ACTIVITY:
Restate the data that follows exactly as it stands, beginning with the first line and ending with the line that contains "The first step".

══ RECORD EXTRACTS

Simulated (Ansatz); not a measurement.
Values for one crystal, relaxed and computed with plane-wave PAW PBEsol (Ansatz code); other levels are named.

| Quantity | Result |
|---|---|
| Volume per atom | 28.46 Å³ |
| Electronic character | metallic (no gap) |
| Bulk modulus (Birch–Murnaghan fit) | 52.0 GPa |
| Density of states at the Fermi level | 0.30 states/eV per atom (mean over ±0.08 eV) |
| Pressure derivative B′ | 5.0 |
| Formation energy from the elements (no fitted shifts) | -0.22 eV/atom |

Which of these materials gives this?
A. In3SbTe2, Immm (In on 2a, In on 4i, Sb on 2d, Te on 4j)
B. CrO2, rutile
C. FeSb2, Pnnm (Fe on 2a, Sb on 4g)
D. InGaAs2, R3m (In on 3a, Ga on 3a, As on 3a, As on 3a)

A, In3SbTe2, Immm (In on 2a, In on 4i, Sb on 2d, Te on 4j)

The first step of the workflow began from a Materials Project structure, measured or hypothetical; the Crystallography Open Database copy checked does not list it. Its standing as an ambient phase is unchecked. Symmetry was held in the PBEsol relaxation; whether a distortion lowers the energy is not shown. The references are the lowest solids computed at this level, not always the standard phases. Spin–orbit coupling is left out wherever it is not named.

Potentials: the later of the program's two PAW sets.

════

EXERCISE RESPONSE:
Simulated (Ansatz); not a measurement.
Values for one crystal, relaxed and computed with plane-wave PAW PBEsol (Ansatz code); other levels are named.

| Quantity | Result |
|---|---|
| Volume per atom | 28.46 Å³ |
| Electronic character | metallic (no gap) |
| Bulk modulus (Birch–Murnaghan fit) | 52.0 GPa |
| Density of states at the Fermi level | 0.30 states/eV per atom (mean over ±0.08 eV) |
| Pressure derivative B′ | 5.0 |
| Formation energy from the elements (no fitted shifts) | -0.22 eV/atom |

Which of these materials gives this?
A. In3SbTe2, Immm (In on 2a, In on 4i, Sb on 2d, Te on 4j)
B. CrO2, rutile
C. FeSb2, Pnnm (Fe on 2a, Sb on 4g)
D. InGaAs2, R3m (In on 3a, Ga on 3a, As on 3a, As on 3a)

A, In3SbTe2, Immm (In on 2a, In on 4i, Sb on 2d, Te on 4j)

The first step of the workflow began from a Materials Project structure, measured or hypothetical; the Crystallography Open Database copy checked does not list it. Its standing as an ambient phase is unchecked. Symmetry was held in the PBEsol relaxation; whether a distortion lowers the energy is not shown. The references are the lowest solids computed at this level, not always the standard phases. Spin–orbit coupling is left out wherever it is not named.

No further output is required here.